Brief —
Please reproduce the entire listing, character for character.

Data records —
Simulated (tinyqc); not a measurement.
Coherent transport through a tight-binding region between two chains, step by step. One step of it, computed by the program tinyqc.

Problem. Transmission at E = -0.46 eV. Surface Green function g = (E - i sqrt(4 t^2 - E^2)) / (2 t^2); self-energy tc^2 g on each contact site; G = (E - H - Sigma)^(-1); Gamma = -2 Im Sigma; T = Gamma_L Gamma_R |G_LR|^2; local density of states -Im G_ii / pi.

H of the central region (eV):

Task solution —
Simulated (tinyqc); not a measurement.
Coherent transport through a tight-binding region between two chains, step by step. One step of it, computed by the program tinyqc.

Problem. Transmission at E = -0.46 eV. Surface Green function g = (E - i sqrt(4 t^2 - E^2)) / (2 t^2); self-energy tc^2 g on each contact site; G = (E - H - Sigma)^(-1); Gamma = -2 Im Sigma; T = Gamma_L Gamma_R |G_LR|^2; local density of states -Im G_ii / pi.

H of the central region (eV):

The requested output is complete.